# Work instruction:
Stop after the line containing "0.87 | +0.016 |"; retype every line of the data before it exactly, starting from the first.

****************************************
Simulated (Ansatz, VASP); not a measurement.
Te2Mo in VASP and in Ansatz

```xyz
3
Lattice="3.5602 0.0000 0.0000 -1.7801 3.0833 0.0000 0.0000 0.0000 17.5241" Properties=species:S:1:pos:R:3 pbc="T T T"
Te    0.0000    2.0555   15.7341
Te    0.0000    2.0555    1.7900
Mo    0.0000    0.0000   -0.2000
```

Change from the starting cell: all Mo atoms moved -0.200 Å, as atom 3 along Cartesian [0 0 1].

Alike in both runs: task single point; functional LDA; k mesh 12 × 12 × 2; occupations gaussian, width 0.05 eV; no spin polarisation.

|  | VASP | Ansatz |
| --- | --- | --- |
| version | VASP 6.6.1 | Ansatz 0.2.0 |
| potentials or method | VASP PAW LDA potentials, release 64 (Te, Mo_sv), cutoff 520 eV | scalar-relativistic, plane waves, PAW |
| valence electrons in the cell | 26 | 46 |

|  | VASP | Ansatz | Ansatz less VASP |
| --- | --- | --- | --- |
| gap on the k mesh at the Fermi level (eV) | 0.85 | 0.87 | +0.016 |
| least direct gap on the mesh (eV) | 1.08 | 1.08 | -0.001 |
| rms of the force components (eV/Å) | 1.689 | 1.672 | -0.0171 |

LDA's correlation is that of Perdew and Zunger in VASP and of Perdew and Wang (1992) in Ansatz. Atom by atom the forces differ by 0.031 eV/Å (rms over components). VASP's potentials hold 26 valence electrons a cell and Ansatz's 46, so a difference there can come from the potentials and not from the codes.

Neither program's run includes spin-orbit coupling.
****************************************

# Exercise answer:
Simulated (Ansatz, VASP); not a measurement.
Te2Mo in VASP and in Ansatz

```xyz
3
Lattice="3.5602 0.0000 0.0000 -1.7801 3.0833 0.0000 0.0000 0.0000 17.5241" Properties=species:S:1:pos:R:3 pbc="T T T"
Te    0.0000    2.0555   15.7341
Te    0.0000    2.0555    1.7900
Mo    0.0000    0.0000   -0.2000
```

Change from the starting cell: all Mo atoms moved -0.200 Å, as atom 3 along Cartesian [0 0 1].

Alike in both runs: task single point; functional LDA; k mesh 12 × 12 × 2; occupations gaussian, width 0.05 eV; no spin polarisation.

|  | VASP | Ansatz |
| --- | --- | --- |
| version | VASP 6.6.1 | Ansatz 0.2.0 |
| potentials or method | VASP PAW LDA potentials, release 64 (Te, Mo_sv), cutoff 520 eV | scalar-relativistic, plane waves, PAW |
| valence electrons in the cell | 26 | 46 |

|  | VASP | Ansatz | Ansatz less VASP |
| --- | --- | --- | --- |
| gap on the k mesh at the Fermi level (eV) | 0.85 | 0.87 | +0.016 |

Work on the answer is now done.